Data extract: Begin

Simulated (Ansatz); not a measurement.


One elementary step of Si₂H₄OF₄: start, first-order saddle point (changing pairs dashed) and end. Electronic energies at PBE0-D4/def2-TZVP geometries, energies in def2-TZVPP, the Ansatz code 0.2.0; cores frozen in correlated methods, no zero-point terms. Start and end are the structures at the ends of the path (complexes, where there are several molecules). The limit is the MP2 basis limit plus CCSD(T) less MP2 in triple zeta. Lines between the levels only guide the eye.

Data extract: End

**Work instruction:** Once you have read the listing, copy it out exactly.

**Exercise result:**
Simulated (Ansatz); not a measurement.


One elementary step of Si₂H₄OF₄: start, first-order saddle point (changing pairs dashed) and end. Electronic energies at PBE0-D4/def2-TZVP geometries, energies in def2-TZVPP, the Ansatz code 0.2.0; cores frozen in correlated methods, no zero-point terms. Start and end are the structures at the ends of the path (complexes, where there are several molecules). The limit is the MP2 basis limit plus CCSD(T) less MP2 in triple zeta. Lines between the levels only guide the eye.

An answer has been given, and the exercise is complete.